*** Supplied information ***

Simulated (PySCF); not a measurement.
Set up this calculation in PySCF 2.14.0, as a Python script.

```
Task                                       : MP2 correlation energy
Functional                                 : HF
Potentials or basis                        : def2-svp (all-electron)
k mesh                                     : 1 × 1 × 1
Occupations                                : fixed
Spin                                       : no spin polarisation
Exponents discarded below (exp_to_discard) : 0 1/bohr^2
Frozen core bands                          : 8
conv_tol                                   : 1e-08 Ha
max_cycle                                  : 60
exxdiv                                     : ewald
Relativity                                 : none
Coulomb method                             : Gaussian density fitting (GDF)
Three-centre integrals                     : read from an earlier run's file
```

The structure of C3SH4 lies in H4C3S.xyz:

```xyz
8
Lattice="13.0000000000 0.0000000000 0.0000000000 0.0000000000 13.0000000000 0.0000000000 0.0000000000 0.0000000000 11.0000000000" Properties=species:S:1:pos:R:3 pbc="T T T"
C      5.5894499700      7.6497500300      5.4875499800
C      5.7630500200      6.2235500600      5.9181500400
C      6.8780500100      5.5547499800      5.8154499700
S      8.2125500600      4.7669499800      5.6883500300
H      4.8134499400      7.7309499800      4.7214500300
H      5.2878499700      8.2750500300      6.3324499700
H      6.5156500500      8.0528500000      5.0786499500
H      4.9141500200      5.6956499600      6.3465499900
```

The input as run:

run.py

*** End of Supplied information ***

Repeat the data word for word, starting at its first line and stopping after the line that contains "The input as".

Simulated (PySCF); not a measurement.
Set up this calculation in PySCF 2.14.0, as a Python script.

```
Task                                       : MP2 correlation energy
Functional                                 : HF
Potentials or basis                        : def2-svp (all-electron)
k mesh                                     : 1 × 1 × 1
Occupations                                : fixed
Spin                                       : no spin polarisation
Exponents discarded below (exp_to_discard) : 0 1/bohr^2
Frozen core bands                          : 8
conv_tol                                   : 1e-08 Ha
max_cycle                                  : 60
exxdiv                                     : ewald
Relativity                                 : none
Coulomb method                             : Gaussian density fitting (GDF)
Three-centre integrals                     : read from an earlier run's file
```

The structure of C3SH4 lies in H4C3S.xyz:

```xyz
8
Lattice="13.0000000000 0.0000000000 0.0000000000 0.0000000000 13.0000000000 0.0000000000 0.0000000000 0.0000000000 11.0000000000" Properties=species:S:1:pos:R:3 pbc="T T T"
C      5.5894499700      7.6497500300      5.4875499800
C      5.7630500200      6.2235500600      5.9181500400
C      6.8780500100      5.5547499800      5.8154499700
S      8.2125500600      4.7669499800      5.6883500300
H      4.8134499400      7.7309499800      4.7214500300
H      5.2878499700      8.2750500300      6.3324499700
H      6.5156500500      8.0528500000      5.0786499500
H      4.9141500200      5.6956499600      6.3465499900
```

The input as run:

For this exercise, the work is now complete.